+ + + + +

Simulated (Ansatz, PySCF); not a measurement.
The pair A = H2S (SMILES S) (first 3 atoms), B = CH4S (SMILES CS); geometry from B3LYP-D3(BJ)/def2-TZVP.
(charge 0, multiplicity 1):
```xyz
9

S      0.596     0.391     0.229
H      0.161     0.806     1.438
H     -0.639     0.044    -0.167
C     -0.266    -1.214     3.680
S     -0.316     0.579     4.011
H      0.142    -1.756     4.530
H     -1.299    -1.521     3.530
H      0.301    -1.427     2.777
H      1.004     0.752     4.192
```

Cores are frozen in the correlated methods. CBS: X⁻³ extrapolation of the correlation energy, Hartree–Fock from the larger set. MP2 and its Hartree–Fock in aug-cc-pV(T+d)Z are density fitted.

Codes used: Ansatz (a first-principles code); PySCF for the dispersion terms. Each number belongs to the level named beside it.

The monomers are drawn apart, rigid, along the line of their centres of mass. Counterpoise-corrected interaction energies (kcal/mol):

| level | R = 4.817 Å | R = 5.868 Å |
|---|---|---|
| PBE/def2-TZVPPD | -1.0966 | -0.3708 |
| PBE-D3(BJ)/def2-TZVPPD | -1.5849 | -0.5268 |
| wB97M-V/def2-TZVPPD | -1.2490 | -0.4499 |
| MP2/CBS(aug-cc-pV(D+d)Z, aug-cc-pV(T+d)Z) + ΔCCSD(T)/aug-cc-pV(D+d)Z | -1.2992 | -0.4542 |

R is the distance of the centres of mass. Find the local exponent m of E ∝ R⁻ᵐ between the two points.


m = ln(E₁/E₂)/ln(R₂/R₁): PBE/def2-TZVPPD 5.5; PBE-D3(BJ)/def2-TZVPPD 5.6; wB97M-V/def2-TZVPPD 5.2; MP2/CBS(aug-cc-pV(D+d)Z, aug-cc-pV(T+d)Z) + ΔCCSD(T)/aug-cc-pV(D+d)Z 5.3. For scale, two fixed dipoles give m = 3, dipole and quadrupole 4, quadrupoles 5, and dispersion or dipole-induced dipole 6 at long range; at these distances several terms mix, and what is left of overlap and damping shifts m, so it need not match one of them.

+ + + + +

▶ _Exercise_
Copy out the data above word for word, starting at its first line and ending with the line that contains "R is the distance".

▶ _Exercise output_
Simulated (Ansatz, PySCF); not a measurement.
The pair A = H2S (SMILES S) (first 3 atoms), B = CH4S (SMILES CS); geometry from B3LYP-D3(BJ)/def2-TZVP.
(charge 0, multiplicity 1):
```xyz
9

S      0.596     0.391     0.229
H      0.161     0.806     1.438
H     -0.639     0.044    -0.167
C     -0.266    -1.214     3.680
S     -0.316     0.579     4.011
H      0.142    -1.756     4.530
H     -1.299    -1.521     3.530
H      0.301    -1.427     2.777
H      1.004     0.752     4.192
```

Cores are frozen in the correlated methods. CBS: X⁻³ extrapolation of the correlation energy, Hartree–Fock from the larger set. MP2 and its Hartree–Fock in aug-cc-pV(T+d)Z are density fitted.

Codes used: Ansatz (a first-principles code); PySCF for the dispersion terms. Each number belongs to the level named beside it.

The monomers are drawn apart, rigid, along the line of their centres of mass. Counterpoise-corrected interaction energies (kcal/mol):

| level | R = 4.817 Å | R = 5.868 Å |
|---|---|---|
| PBE/def2-TZVPPD | -1.0966 | -0.3708 |
| PBE-D3(BJ)/def2-TZVPPD | -1.5849 | -0.5268 |
| wB97M-V/def2-TZVPPD | -1.2490 | -0.4499 |
| MP2/CBS(aug-cc-pV(D+d)Z, aug-cc-pV(T+d)Z) + ΔCCSD(T)/aug-cc-pV(D+d)Z | -1.2992 | -0.4542 |

R is the distance of the centres of mass. Find the local exponent m of E ∝ R⁻ᵐ between the two points.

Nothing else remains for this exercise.